[[ DATA SHOWN, beginning ]]

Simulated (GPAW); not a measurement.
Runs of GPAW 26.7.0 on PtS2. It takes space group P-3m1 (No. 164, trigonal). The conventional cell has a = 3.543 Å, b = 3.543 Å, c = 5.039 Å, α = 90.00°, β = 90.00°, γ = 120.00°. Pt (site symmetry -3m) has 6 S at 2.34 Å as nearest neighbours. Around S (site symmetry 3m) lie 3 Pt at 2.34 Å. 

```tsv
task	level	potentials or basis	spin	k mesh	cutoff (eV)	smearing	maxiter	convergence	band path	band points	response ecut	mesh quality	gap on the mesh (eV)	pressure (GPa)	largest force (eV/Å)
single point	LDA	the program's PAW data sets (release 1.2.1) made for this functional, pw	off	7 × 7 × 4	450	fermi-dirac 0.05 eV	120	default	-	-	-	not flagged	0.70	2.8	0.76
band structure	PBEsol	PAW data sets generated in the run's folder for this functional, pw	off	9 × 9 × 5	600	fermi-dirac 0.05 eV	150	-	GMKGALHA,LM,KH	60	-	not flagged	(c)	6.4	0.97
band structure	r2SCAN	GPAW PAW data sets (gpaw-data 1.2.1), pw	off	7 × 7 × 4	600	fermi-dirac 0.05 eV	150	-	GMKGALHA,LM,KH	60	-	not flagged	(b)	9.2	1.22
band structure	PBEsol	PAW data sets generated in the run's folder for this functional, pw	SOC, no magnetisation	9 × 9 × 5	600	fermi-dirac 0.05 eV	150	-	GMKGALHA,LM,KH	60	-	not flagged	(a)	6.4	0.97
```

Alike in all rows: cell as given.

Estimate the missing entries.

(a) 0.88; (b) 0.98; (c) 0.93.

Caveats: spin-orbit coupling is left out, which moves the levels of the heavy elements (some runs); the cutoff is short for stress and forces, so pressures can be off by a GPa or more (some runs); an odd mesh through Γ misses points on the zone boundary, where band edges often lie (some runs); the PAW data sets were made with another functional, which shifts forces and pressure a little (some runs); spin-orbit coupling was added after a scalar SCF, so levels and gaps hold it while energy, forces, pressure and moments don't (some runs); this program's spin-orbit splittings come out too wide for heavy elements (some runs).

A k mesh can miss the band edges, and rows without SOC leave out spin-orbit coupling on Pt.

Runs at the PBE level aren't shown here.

[[ DATA SHOWN, end ]]

#### ASSIGNED TASK:
Using the data above, reproduce exactly the lines from the line that contains "Alike in all rows: cell as given." through the line that contains "A k mesh can", including both.

#### ANSWER SECTION:
Alike in all rows: cell as given.

Estimate the missing entries.

(a) 0.88; (b) 0.98; (c) 0.93.

Caveats: spin-orbit coupling is left out, which moves the levels of the heavy elements (some runs); the cutoff is short for stress and forces, so pressures can be off by a GPa or more (some runs); an odd mesh through Γ misses points on the zone boundary, where band edges often lie (some runs); the PAW data sets were made with another functional, which shifts forces and pressure a little (some runs); spin-orbit coupling was added after a scalar SCF, so levels and gaps hold it while energy, forces, pressure and moments don't (some runs); this program's spin-orbit splittings come out too wide for heavy elements (some runs).

A k mesh can miss the band edges, and rows without SOC leave out spin-orbit coupling on Pt.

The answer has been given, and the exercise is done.